'''
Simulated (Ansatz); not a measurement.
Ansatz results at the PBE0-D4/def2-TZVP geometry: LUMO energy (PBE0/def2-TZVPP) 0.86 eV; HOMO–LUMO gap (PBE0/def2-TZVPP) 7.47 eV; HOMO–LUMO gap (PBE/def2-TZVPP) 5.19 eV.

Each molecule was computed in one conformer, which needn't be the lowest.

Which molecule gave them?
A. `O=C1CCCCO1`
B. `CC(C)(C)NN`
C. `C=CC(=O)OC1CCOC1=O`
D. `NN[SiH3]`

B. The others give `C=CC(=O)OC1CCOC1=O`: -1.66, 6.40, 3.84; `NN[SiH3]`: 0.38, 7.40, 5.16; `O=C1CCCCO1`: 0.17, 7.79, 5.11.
'''

ACTION ITEM:
An acceptable answer repeats every entry exactly, with nothing omitted.

PROBLEM SOLUTION:
Simulated (Ansatz); not a measurement.
Ansatz results at the PBE0-D4/def2-TZVP geometry: LUMO energy (PBE0/def2-TZVPP) 0.86 eV; HOMO–LUMO gap (PBE0/def2-TZVPP) 7.47 eV; HOMO–LUMO gap (PBE/def2-TZVPP) 5.19 eV.

Each molecule was computed in one conformer, which needn't be the lowest.

Which molecule gave them?
A. `O=C1CCCCO1`
B. `CC(C)(C)NN`
C. `C=CC(=O)OC1CCOC1=O`
D. `NN[SiH3]`

B. The others give `C=CC(=O)OC1CCOC1=O`: -1.66, 6.40, 3.84; `NN[SiH3]`: 0.38, 7.40, 5.16; `O=C1CCCCO1`: 0.17, 7.79, 5.11.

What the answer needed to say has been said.